Extracted information >>
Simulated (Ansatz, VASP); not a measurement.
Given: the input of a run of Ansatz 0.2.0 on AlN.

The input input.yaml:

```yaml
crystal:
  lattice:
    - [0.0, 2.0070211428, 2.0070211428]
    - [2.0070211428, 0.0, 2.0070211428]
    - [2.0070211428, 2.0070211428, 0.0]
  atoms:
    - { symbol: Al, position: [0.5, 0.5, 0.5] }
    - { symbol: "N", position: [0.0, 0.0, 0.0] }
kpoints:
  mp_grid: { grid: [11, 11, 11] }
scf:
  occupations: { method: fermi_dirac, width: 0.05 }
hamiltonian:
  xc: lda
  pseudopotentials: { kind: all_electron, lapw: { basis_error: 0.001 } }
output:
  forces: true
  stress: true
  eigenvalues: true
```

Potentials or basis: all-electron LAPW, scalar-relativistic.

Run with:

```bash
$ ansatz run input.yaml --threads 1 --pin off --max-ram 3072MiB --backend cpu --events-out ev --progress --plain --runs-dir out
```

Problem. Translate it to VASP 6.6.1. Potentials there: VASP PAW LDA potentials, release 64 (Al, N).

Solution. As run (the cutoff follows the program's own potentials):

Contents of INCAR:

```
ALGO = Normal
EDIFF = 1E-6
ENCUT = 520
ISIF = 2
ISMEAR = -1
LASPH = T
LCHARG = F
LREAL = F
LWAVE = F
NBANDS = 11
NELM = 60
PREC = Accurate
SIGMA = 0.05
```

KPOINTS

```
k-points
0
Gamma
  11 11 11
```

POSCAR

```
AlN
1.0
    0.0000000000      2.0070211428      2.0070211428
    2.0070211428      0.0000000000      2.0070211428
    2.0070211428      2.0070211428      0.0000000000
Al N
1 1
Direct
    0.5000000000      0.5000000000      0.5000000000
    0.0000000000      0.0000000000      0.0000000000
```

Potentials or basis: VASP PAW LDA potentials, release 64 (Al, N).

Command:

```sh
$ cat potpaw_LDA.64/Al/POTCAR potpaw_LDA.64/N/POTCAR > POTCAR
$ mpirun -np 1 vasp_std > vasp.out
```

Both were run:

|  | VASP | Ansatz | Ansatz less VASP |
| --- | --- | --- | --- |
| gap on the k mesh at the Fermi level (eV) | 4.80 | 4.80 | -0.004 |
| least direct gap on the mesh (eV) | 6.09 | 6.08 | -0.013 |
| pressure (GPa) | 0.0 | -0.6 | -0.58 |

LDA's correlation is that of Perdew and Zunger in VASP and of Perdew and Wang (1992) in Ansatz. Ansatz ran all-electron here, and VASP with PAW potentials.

Assigned task >> Write out exactly the lines above from the line with "6.08 | -0.013 |" through the line with "-0.6 | -0.58 |", both of them included, and leave out all other lines.

Worked solution >>
| least direct gap on the mesh (eV) | 6.09 | 6.08 | -0.013 |
| pressure (GPa) | 0.0 | -0.6 | -0.58 |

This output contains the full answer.